## Work request
Give back an exact copy of the lines from the start of the material through the line bearing "Subject: S on". Include both ends and nothing else.

======
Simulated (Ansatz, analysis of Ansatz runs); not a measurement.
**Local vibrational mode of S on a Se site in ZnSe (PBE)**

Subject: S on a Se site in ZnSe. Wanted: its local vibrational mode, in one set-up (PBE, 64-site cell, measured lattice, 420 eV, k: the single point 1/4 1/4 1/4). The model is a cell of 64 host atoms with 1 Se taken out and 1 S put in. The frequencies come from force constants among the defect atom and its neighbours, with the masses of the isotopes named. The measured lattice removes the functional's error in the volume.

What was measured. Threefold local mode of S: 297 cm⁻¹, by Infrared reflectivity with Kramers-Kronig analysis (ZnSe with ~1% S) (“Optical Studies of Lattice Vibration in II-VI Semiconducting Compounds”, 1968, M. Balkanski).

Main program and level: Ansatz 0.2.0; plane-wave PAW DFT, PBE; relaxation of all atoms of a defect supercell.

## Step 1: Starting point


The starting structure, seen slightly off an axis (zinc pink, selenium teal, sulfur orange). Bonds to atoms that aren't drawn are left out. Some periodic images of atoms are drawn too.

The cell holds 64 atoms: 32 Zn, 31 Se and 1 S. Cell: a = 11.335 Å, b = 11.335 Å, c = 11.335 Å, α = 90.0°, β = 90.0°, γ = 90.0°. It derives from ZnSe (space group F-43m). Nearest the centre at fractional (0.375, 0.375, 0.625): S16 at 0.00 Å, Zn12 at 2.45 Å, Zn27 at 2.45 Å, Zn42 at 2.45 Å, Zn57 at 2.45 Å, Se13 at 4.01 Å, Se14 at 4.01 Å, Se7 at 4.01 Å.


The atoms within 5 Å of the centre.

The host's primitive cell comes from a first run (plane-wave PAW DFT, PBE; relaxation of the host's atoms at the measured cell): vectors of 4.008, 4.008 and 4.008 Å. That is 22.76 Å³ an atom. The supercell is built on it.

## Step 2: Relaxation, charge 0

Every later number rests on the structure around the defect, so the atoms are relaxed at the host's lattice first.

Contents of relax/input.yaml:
======

## Exercise result
Simulated (Ansatz, analysis of Ansatz runs); not a measurement.
**Local vibrational mode of S on a Se site in ZnSe (PBE)**

Subject: S on a Se site in ZnSe. Wanted: its local vibrational mode, in one set-up (PBE, 64-site cell, measured lattice, 420 eV, k: the single point 1/4 1/4 1/4). The model is a cell of 64 host atoms with 1 Se taken out and 1 S put in. The frequencies come from force constants among the defect atom and its neighbours, with the masses of the isotopes named. The measured lattice removes the functional's error in the volume.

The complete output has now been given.